Brief: Output the material exactly, line by line.

Dataset:
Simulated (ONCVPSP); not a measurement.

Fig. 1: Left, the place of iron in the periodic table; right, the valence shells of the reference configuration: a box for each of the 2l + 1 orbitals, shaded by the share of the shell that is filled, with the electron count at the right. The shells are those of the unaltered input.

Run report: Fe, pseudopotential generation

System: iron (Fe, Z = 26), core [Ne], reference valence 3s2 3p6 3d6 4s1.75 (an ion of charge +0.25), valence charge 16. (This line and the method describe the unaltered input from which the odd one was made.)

Task response:
Simulated (ONCVPSP); not a measurement.

Fig. 1: Left, the place of iron in the periodic table; right, the valence shells of the reference configuration: a box for each of the 2l + 1 orbitals, shaded by the share of the shell that is filled, with the electron count at the right. The shells are those of the unaltered input.

Run report: Fe, pseudopotential generation

System: iron (Fe, Z = 26), core [Ne], reference valence 3s2 3p6 3d6 4s1.75 (an ion of charge +0.25), valence charge 16. (This line and the method describe the unaltered input from which the odd one was made.)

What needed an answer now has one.